• _REQUIRED ACTION_:
Only one span of the listing below is wanted: the lines from the one with "The base was" through the one with "basis = 6-31G (alpha_zz", reproduced exactly, both ends kept.

- - - - -
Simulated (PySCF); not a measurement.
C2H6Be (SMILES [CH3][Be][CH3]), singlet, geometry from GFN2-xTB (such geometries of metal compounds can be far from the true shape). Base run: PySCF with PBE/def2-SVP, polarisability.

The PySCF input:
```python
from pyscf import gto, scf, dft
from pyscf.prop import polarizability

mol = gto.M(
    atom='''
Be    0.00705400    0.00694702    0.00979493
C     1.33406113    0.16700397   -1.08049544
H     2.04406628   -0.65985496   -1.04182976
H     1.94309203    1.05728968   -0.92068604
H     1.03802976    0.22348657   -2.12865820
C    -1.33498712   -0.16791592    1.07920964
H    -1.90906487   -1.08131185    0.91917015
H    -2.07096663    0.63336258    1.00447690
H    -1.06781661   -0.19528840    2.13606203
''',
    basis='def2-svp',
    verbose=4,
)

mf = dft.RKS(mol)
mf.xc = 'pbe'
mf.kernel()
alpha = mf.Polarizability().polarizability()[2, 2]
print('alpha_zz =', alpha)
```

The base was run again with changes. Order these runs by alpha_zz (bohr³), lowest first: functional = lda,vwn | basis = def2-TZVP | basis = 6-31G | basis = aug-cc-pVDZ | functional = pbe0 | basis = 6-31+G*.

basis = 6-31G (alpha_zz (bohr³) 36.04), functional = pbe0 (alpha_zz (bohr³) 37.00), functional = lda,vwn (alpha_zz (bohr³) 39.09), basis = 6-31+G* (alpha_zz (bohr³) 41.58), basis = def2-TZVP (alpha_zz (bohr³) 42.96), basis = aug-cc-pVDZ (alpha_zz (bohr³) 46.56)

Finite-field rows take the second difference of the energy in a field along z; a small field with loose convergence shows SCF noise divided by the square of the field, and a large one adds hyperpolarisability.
- - - - -

• _ANSWER AREA_:
The base was run again with changes. Order these runs by alpha_zz (bohr³), lowest first: functional = lda,vwn | basis = def2-TZVP | basis = 6-31G | basis = aug-cc-pVDZ | functional = pbe0 | basis = 6-31+G*.

basis = 6-31G (alpha_zz (bohr³) 36.04), functional = pbe0 (alpha_zz (bohr³) 37.00), functional = lda,vwn (alpha_zz (bohr³) 39.09), basis = 6-31+G* (alpha_zz (bohr³) 41.58), basis = def2-TZVP (alpha_zz (bohr³) 42.96), basis = aug-cc-pVDZ (alpha_zz (bohr³) 46.56)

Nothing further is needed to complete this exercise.